ASSIGNED TASK ▸ Return only the lines running from the first line of the listing through the one with "-0.235 eV |", unchanged.

DATASET CONTENT ▸
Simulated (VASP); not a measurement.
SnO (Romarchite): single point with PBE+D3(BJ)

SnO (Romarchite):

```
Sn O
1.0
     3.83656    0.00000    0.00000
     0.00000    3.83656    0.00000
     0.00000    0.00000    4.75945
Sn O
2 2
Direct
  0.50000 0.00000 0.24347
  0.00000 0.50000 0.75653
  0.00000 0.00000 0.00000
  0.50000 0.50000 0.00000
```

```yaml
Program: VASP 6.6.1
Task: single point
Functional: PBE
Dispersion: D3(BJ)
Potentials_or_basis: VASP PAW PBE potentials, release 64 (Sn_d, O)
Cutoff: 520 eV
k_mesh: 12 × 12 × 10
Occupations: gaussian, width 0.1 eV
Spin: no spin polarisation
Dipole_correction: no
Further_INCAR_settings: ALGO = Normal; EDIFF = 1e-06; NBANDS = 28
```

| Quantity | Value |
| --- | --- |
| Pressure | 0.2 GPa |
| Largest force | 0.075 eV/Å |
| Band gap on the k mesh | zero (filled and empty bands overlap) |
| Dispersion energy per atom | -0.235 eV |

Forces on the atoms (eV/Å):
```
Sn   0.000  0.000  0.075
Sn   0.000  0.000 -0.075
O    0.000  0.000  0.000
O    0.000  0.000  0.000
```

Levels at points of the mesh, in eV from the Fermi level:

ANSWER SECTION ▸
Simulated (VASP); not a measurement.
SnO (Romarchite): single point with PBE+D3(BJ)

SnO (Romarchite):

```
Sn O
1.0
     3.83656    0.00000    0.00000
     0.00000    3.83656    0.00000
     0.00000    0.00000    4.75945
Sn O
2 2
Direct
  0.50000 0.00000 0.24347
  0.00000 0.50000 0.75653
  0.00000 0.00000 0.00000
  0.50000 0.50000 0.00000
```

```yaml
Program: VASP 6.6.1
Task: single point
Functional: PBE
Dispersion: D3(BJ)
Potentials_or_basis: VASP PAW PBE potentials, release 64 (Sn_d, O)
Cutoff: 520 eV
k_mesh: 12 × 12 × 10
Occupations: gaussian, width 0.1 eV
Spin: no spin polarisation
Dipole_correction: no
Further_INCAR_settings: ALGO = Normal; EDIFF = 1e-06; NBANDS = 28
```

| Quantity | Value |
| --- | --- |
| Pressure | 0.2 GPa |
| Largest force | 0.075 eV/Å |
| Band gap on the k mesh | zero (filled and empty bands overlap) |
| Dispersion energy per atom | -0.235 eV |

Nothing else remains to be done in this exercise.